-- Work task --
Take the entries below and print all of them exactly, please.

---------------

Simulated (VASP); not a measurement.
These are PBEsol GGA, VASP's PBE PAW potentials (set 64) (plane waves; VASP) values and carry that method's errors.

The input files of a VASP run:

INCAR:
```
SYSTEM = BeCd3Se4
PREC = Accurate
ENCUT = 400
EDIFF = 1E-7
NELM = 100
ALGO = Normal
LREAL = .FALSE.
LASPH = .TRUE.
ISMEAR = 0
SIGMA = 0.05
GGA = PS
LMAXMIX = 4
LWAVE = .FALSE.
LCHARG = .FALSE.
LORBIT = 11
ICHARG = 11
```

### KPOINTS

---------------

-- Answer box --
Simulated (VASP); not a measurement.
These are PBEsol GGA, VASP's PBE PAW potentials (set 64) (plane waves; VASP) values and carry that method's errors.

The input files of a VASP run:

INCAR:
```
SYSTEM = BeCd3Se4
PREC = Accurate
ENCUT = 400
EDIFF = 1E-7
NELM = 100
ALGO = Normal
LREAL = .FALSE.
LASPH = .TRUE.
ISMEAR = 0
SIGMA = 0.05
GGA = PS
LMAXMIX = 4
LWAVE = .FALSE.
LCHARG = .FALSE.
LORBIT = 11
ICHARG = 11
```

### KPOINTS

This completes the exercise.